= = = = = = =

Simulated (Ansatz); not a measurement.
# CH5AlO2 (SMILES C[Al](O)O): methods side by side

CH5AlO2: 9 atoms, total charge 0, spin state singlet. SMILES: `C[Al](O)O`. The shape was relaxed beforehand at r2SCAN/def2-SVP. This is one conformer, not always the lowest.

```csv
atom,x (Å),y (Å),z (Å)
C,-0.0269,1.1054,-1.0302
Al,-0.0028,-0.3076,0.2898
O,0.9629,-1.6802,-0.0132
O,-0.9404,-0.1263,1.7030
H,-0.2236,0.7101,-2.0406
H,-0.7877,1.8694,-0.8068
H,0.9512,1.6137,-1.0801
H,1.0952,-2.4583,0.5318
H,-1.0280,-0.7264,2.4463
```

= = = = = = =

Each entry above is to be quoted exactly.

#### ANSWER SECTION
Simulated (Ansatz); not a measurement.
# CH5AlO2 (SMILES C[Al](O)O): methods side by side

CH5AlO2: 9 atoms, total charge 0, spin state singlet. SMILES: `C[Al](O)O`. The shape was relaxed beforehand at r2SCAN/def2-SVP. This is one conformer, not always the lowest.

```csv
atom,x (Å),y (Å),z (Å)
C,-0.0269,1.1054,-1.0302
Al,-0.0028,-0.3076,0.2898
O,0.9629,-1.6802,-0.0132
O,-0.9404,-0.1263,1.7030
H,-0.2236,0.7101,-2.0406
H,-0.7877,1.8694,-0.8068
H,0.9512,1.6137,-1.0801
H,1.0952,-2.4583,0.5318
H,-1.0280,-0.7264,2.4463
```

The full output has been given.